Exercise → Please retype the material beneath this task exactly, starting with its first line and finishing with the line containing "(1) What does".

==================================================
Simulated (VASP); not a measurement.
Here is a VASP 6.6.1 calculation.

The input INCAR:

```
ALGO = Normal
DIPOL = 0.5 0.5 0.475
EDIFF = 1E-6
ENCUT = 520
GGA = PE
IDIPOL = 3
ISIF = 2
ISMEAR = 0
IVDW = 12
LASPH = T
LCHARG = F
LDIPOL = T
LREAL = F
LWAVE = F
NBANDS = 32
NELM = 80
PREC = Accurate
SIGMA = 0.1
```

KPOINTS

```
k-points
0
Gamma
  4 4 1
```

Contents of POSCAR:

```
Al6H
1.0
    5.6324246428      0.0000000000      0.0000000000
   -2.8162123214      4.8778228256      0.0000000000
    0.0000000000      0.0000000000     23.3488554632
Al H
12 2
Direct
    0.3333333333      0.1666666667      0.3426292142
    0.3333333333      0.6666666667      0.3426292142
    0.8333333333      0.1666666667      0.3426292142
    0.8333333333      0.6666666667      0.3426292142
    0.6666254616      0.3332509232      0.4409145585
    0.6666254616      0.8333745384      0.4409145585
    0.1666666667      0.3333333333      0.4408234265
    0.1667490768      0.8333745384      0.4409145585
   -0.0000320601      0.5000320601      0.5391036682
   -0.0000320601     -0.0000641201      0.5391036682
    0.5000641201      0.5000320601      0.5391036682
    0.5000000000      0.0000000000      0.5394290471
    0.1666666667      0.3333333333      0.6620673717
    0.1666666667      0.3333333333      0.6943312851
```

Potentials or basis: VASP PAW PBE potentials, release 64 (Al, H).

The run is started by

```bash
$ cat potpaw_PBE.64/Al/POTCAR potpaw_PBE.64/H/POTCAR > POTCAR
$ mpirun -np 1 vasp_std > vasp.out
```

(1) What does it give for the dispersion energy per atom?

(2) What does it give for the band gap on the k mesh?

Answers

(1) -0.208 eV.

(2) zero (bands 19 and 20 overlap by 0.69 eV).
==================================================

Exercise output →
Simulated (VASP); not a measurement.
Here is a VASP 6.6.1 calculation.

The input INCAR:

```
ALGO = Normal
DIPOL = 0.5 0.5 0.475
EDIFF = 1E-6
ENCUT = 520
GGA = PE
IDIPOL = 3
ISIF = 2
ISMEAR = 0
IVDW = 12
LASPH = T
LCHARG = F
LDIPOL = T
LREAL = F
LWAVE = F
NBANDS = 32
NELM = 80
PREC = Accurate
SIGMA = 0.1
```

KPOINTS

```
k-points
0
Gamma
  4 4 1
```

Contents of POSCAR:

```
Al6H
1.0
    5.6324246428      0.0000000000      0.0000000000
   -2.8162123214      4.8778228256      0.0000000000
    0.0000000000      0.0000000000     23.3488554632
Al H
12 2
Direct
    0.3333333333      0.1666666667      0.3426292142
    0.3333333333      0.6666666667      0.3426292142
    0.8333333333      0.1666666667      0.3426292142
    0.8333333333      0.6666666667      0.3426292142
    0.6666254616      0.3332509232      0.4409145585
    0.6666254616      0.8333745384      0.4409145585
    0.1666666667      0.3333333333      0.4408234265
    0.1667490768      0.8333745384      0.4409145585
   -0.0000320601      0.5000320601      0.5391036682
   -0.0000320601     -0.0000641201      0.5391036682
    0.5000641201      0.5000320601      0.5391036682
    0.5000000000      0.0000000000      0.5394290471
    0.1666666667      0.3333333333      0.6620673717
    0.1666666667      0.3333333333      0.6943312851
```

Potentials or basis: VASP PAW PBE potentials, release 64 (Al, H).

The run is started by

```bash
$ cat potpaw_PBE.64/Al/POTCAR potpaw_PBE.64/H/POTCAR > POTCAR
$ mpirun -np 1 vasp_std > vasp.out
```

(1) What does it give for the dispersion energy per atom?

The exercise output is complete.